Before anything else, copy every record below exactly as it stands.

_Entries supplied_.

━━━━━━━━━━

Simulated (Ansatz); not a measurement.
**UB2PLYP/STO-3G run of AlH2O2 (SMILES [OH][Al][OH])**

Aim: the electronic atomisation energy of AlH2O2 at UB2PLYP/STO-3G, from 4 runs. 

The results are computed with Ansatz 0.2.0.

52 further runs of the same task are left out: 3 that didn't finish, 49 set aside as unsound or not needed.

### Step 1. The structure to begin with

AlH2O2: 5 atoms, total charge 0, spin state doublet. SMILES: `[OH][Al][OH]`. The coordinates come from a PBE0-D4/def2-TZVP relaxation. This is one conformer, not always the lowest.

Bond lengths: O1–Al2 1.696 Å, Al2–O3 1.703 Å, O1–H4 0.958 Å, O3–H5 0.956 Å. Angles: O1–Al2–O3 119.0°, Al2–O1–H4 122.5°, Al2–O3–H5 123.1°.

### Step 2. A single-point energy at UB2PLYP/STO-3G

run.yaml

━━━━━━━━━━

_Problem solution_.
Simulated (Ansatz); not a measurement.
**UB2PLYP/STO-3G run of AlH2O2 (SMILES [OH][Al][OH])**

Aim: the electronic atomisation energy of AlH2O2 at UB2PLYP/STO-3G, from 4 runs. 

The results are computed with Ansatz 0.2.0.

52 further runs of the same task are left out: 3 that didn't finish, 49 set aside as unsound or not needed.

### Step 1. The structure to begin with

AlH2O2: 5 atoms, total charge 0, spin state doublet. SMILES: `[OH][Al][OH]`. The coordinates come from a PBE0-D4/def2-TZVP relaxation. This is one conformer, not always the lowest.

Bond lengths: O1–Al2 1.696 Å, Al2–O3 1.703 Å, O1–H4 0.958 Å, O3–H5 0.956 Å. Angles: O1–Al2–O3 119.0°, Al2–O1–H4 122.5°, Al2–O3–H5 123.1°.

### Step 2. A single-point energy at UB2PLYP/STO-3G

run.yaml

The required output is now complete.